TASK ITEM: Task for the listing below: copy it out in full, exactly.

---*---

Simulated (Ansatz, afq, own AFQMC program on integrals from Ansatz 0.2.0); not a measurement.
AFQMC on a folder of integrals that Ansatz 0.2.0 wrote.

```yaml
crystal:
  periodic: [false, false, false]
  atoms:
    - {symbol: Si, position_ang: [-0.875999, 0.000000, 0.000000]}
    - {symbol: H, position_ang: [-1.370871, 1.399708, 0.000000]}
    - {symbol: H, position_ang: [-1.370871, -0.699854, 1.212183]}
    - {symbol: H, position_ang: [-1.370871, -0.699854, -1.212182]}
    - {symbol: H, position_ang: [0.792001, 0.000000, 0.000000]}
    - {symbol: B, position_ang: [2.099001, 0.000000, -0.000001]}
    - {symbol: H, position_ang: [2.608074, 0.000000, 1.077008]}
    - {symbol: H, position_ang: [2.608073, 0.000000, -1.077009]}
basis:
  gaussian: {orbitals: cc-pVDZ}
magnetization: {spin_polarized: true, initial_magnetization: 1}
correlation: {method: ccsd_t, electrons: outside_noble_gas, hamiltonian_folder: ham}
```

---*---

WRITTEN REPLY:
Simulated (Ansatz, afq, own AFQMC program on integrals from Ansatz 0.2.0); not a measurement.
AFQMC on a folder of integrals that Ansatz 0.2.0 wrote.

```yaml
crystal:
  periodic: [false, false, false]
  atoms:
    - {symbol: Si, position_ang: [-0.875999, 0.000000, 0.000000]}
    - {symbol: H, position_ang: [-1.370871, 1.399708, 0.000000]}
    - {symbol: H, position_ang: [-1.370871, -0.699854, 1.212183]}
    - {symbol: H, position_ang: [-1.370871, -0.699854, -1.212182]}
    - {symbol: H, position_ang: [0.792001, 0.000000, 0.000000]}
    - {symbol: B, position_ang: [2.099001, 0.000000, -0.000001]}
    - {symbol: H, position_ang: [2.608074, 0.000000, 1.077008]}
    - {symbol: H, position_ang: [2.608073, 0.000000, -1.077009]}
basis:
  gaussian: {orbitals: cc-pVDZ}
magnetization: {spin_polarized: true, initial_magnetization: 1}
correlation: {method: ccsd_t, electrons: outside_noble_gas, hamiltonian_folder: ham}
```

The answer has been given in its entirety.